_REQUIREMENT_: Take the entries below and print only the lines from the one with "positive in compression." through the one with "Result: With the", exactly as they stand, both ends included.

—————

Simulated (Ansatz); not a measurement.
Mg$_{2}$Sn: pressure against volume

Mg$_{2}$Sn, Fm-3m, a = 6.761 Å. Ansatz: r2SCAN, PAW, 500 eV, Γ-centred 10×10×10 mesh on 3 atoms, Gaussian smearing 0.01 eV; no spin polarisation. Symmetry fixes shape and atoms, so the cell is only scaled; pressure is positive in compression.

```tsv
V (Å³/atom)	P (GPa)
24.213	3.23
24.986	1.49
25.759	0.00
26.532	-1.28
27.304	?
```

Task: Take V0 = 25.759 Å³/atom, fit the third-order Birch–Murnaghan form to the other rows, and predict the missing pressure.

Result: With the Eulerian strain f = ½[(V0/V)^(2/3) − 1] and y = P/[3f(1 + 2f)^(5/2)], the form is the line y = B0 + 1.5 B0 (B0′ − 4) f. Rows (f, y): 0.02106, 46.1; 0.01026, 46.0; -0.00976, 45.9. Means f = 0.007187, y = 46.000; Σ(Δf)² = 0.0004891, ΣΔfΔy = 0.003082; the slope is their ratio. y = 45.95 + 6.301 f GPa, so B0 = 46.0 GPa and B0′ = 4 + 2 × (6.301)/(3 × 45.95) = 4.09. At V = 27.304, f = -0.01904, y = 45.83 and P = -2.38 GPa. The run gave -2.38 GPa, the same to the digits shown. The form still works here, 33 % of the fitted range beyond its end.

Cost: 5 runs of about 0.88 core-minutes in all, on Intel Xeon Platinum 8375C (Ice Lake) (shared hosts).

—————

_ANSWER SECTION_:
Mg$_{2}$Sn, Fm-3m, a = 6.761 Å. Ansatz: r2SCAN, PAW, 500 eV, Γ-centred 10×10×10 mesh on 3 atoms, Gaussian smearing 0.01 eV; no spin polarisation. Symmetry fixes shape and atoms, so the cell is only scaled; pressure is positive in compression.

```tsv
V (Å³/atom)	P (GPa)
24.213	3.23
24.986	1.49
25.759	0.00
26.532	-1.28
27.304	?
```

Task: Take V0 = 25.759 Å³/atom, fit the third-order Birch–Murnaghan form to the other rows, and predict the missing pressure.

Result: With the Eulerian strain f = ½[(V0/V)^(2/3) − 1] and y = P/[3f(1 + 2f)^(5/2)], the form is the line y = B0 + 1.5 B0 (B0′ − 4) f. Rows (f, y): 0.02106, 46.1; 0.01026, 46.0; -0.00976, 45.9. Means f = 0.007187, y = 46.000; Σ(Δf)² = 0.0004891, ΣΔfΔy = 0.003082; the slope is their ratio. y = 45.95 + 6.301 f GPa, so B0 = 46.0 GPa and B0′ = 4 + 2 × (6.301)/(3 × 45.95) = 4.09. At V = 27.304, f = -0.01904, y = 45.83 and P = -2.38 GPa. The run gave -2.38 GPa, the same to the digits shown. The form still works here, 33 % of the fitted range beyond its end.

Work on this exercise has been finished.